### [EXTRACTED RECORDS]
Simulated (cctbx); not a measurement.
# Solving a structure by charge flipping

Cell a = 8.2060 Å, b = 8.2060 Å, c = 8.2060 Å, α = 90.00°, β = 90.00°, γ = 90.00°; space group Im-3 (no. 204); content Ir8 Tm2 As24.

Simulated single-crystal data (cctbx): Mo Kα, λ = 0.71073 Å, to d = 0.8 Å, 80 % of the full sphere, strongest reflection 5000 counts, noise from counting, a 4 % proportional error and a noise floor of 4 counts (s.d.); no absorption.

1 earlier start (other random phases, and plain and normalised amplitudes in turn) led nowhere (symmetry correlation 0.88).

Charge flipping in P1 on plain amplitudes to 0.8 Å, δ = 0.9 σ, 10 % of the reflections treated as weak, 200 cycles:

### [ACTION ITEM]
Transcribe, with no changes, the listing above from its first line through the line with "Cell a = 8.2060", including that line, and stop once it is done.

### [EXERCISE SOLUTION]
Simulated (cctbx); not a measurement.
# Solving a structure by charge flipping

Cell a = 8.2060 Å, b = 8.2060 Å, c = 8.2060 Å, α = 90.00°, β = 90.00°, γ = 90.00°; space group Im-3 (no. 204); content Ir8 Tm2 As24.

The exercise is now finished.